**Work task:**
Of the lines in the data below, write out exactly those from the one holding "vacancy, atoms displaced)" through the one holding "A calculation, not", both included.

**Provided material:**
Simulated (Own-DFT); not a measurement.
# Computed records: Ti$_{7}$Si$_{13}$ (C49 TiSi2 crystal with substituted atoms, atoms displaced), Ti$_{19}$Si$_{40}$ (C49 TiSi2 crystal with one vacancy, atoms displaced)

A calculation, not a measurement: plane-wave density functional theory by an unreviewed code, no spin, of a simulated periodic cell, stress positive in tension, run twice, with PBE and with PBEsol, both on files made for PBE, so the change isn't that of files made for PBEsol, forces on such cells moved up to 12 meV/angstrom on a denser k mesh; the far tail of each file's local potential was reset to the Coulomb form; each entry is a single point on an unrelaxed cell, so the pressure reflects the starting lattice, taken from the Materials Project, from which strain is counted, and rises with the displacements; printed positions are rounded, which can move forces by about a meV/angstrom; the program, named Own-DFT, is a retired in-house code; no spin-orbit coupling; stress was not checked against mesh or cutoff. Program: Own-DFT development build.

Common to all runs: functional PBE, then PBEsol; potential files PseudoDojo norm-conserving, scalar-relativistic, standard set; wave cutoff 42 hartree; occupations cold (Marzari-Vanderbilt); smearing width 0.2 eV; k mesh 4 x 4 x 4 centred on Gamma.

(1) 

**Written response:**
# Computed records: Ti$_{7}$Si$_{13}$ (C49 TiSi2 crystal with substituted atoms, atoms displaced), Ti$_{19}$Si$_{40}$ (C49 TiSi2 crystal with one vacancy, atoms displaced)

A calculation, not a measurement: plane-wave density functional theory by an unreviewed code, no spin, of a simulated periodic cell, stress positive in tension, run twice, with PBE and with PBEsol, both on files made for PBE, so the change isn't that of files made for PBEsol, forces on such cells moved up to 12 meV/angstrom on a denser k mesh; the far tail of each file's local potential was reset to the Coulomb form; each entry is a single point on an unrelaxed cell, so the pressure reflects the starting lattice, taken from the Materials Project, from which strain is counted, and rises with the displacements; printed positions are rounded, which can move forces by about a meV/angstrom; the program, named Own-DFT, is a retired in-house code; no spin-orbit coupling; stress was not checked against mesh or cutoff. Program: Own-DFT development build.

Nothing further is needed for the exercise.